▶ RECORDS SUPPLIED:
========================================================================

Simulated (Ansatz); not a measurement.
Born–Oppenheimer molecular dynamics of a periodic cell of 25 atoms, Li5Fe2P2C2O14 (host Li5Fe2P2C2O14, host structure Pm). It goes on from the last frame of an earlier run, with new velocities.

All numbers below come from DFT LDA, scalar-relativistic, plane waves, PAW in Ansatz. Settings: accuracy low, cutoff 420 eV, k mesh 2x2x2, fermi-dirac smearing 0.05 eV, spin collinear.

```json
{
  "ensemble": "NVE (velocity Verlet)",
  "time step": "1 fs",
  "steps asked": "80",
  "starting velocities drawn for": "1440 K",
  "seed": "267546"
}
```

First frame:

========================================================================

▶ TASK ITEM:
Exactly the lines from the start of the entries through the one bearing "Born–Oppenheimer molecular dynamics" are to be output, with both ends included.

▶ TASK SOLUTION:
Simulated (Ansatz); not a measurement.
Born–Oppenheimer molecular dynamics of a periodic cell of 25 atoms, Li5Fe2P2C2O14 (host Li5Fe2P2C2O14, host structure Pm). It goes on from the last frame of an earlier run, with new velocities.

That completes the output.